__Work item__
Go through the entries and copy every one exactly.

== Supplied data ==

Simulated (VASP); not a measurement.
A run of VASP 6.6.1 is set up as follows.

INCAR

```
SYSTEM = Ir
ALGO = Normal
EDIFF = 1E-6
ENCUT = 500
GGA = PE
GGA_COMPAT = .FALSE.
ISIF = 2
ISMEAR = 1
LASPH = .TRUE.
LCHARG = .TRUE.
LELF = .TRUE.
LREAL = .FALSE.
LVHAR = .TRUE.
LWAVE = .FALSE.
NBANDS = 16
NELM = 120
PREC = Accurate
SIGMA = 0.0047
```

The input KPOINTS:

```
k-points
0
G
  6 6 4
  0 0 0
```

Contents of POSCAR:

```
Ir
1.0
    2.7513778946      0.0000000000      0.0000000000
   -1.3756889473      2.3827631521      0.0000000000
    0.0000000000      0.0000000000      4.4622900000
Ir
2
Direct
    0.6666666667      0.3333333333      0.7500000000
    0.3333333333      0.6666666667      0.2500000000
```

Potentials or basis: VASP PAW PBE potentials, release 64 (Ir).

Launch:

===

__Answer section__
Simulated (VASP); not a measurement.
A run of VASP 6.6.1 is set up as follows.

INCAR

```
SYSTEM = Ir
ALGO = Normal
EDIFF = 1E-6
ENCUT = 500
GGA = PE
GGA_COMPAT = .FALSE.
ISIF = 2
ISMEAR = 1
LASPH = .TRUE.
LCHARG = .TRUE.
LELF = .TRUE.
LREAL = .FALSE.
LVHAR = .TRUE.
LWAVE = .FALSE.
NBANDS = 16
NELM = 120
PREC = Accurate
SIGMA = 0.0047
```

The input KPOINTS:

```
k-points
0
G
  6 6 4
  0 0 0
```

Contents of POSCAR:

```
Ir
1.0
    2.7513778946      0.0000000000      0.0000000000
   -1.3756889473      2.3827631521      0.0000000000
    0.0000000000      0.0000000000      4.4622900000
Ir
2
Direct
    0.6666666667      0.3333333333      0.7500000000
    0.3333333333      0.6666666667      0.2500000000
```

Potentials or basis: VASP PAW PBE potentials, release 64 (Ir).

Launch:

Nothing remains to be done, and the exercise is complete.